● Assignment
Every record must be retyped as it stands.

•••••

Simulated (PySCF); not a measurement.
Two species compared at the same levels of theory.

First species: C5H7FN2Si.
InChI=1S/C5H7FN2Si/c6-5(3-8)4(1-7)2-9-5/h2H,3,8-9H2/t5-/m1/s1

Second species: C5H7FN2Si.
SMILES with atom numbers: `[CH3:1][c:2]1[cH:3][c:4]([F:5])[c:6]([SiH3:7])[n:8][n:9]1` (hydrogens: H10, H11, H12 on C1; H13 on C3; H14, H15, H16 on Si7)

•••••

● Task solution
Simulated (PySCF); not a measurement.
Two species compared at the same levels of theory.

First species: C5H7FN2Si.
InChI=1S/C5H7FN2Si/c6-5(3-8)4(1-7)2-9-5/h2H,3,8-9H2/t5-/m1/s1

Second species: C5H7FN2Si.
SMILES with atom numbers: `[CH3:1][c:2]1[cH:3][c:4]([F:5])[c:6]([SiH3:7])[n:8][n:9]1` (hydrogens: H10, H11, H12 on C1; H13 on C3; H14, H15, H16 on Si7)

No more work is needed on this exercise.